* **Work order**: Write out, from the entries below, exactly the lines that run between the lines holding "# SrO: structure and properties in VASP" and "### Step 2. Full relaxation (PBE + D3(BJ))", inclusive, and stop there.

* **Material provided**:
......
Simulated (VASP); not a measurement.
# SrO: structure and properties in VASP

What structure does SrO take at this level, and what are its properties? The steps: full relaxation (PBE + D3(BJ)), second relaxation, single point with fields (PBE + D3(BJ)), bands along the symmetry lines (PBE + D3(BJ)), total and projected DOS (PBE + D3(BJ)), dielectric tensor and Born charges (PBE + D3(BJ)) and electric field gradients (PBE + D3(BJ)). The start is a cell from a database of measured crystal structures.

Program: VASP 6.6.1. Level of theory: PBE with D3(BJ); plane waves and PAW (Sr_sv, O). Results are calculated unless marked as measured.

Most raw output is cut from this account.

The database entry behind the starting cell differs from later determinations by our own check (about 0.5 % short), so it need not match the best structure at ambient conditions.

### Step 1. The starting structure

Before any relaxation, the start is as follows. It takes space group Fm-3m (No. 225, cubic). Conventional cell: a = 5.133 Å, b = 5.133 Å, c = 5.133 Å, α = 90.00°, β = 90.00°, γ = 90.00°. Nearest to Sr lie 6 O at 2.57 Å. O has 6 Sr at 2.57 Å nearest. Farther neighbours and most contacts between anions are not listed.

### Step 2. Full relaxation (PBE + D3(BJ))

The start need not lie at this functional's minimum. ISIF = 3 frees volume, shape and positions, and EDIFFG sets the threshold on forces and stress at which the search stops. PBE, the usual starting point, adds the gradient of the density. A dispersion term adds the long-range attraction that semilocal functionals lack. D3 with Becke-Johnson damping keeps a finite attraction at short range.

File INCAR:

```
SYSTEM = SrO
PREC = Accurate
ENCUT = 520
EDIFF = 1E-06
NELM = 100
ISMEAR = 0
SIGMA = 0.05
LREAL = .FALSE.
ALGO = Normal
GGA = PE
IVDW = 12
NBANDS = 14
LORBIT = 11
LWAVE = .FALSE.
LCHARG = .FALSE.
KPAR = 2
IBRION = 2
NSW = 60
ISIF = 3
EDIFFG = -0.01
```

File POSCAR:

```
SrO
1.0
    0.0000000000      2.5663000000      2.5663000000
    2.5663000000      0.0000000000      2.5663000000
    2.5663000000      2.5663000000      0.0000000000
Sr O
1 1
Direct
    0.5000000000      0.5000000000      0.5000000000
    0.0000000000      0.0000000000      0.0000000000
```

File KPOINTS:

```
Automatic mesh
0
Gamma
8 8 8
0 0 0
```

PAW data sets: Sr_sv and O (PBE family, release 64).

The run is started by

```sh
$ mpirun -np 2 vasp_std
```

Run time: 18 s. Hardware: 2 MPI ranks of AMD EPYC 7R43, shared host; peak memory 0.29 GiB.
......

* **Answer box**:
# SrO: structure and properties in VASP

What structure does SrO take at this level, and what are its properties? The steps: full relaxation (PBE + D3(BJ)), second relaxation, single point with fields (PBE + D3(BJ)), bands along the symmetry lines (PBE + D3(BJ)), total and projected DOS (PBE + D3(BJ)), dielectric tensor and Born charges (PBE + D3(BJ)) and electric field gradients (PBE + D3(BJ)). The start is a cell from a database of measured crystal structures.

Program: VASP 6.6.1. Level of theory: PBE with D3(BJ); plane waves and PAW (Sr_sv, O). Results are calculated unless marked as measured.

Most raw output is cut from this account.

The database entry behind the starting cell differs from later determinations by our own check (about 0.5 % short), so it need not match the best structure at ambient conditions.

### Step 1. The starting structure

Before any relaxation, the start is as follows. It takes space group Fm-3m (No. 225, cubic). Conventional cell: a = 5.133 Å, b = 5.133 Å, c = 5.133 Å, α = 90.00°, β = 90.00°, γ = 90.00°. Nearest to Sr lie 6 O at 2.57 Å. O has 6 Sr at 2.57 Å nearest. Farther neighbours and most contacts between anions are not listed.

### Step 2. Full relaxation (PBE + D3(BJ))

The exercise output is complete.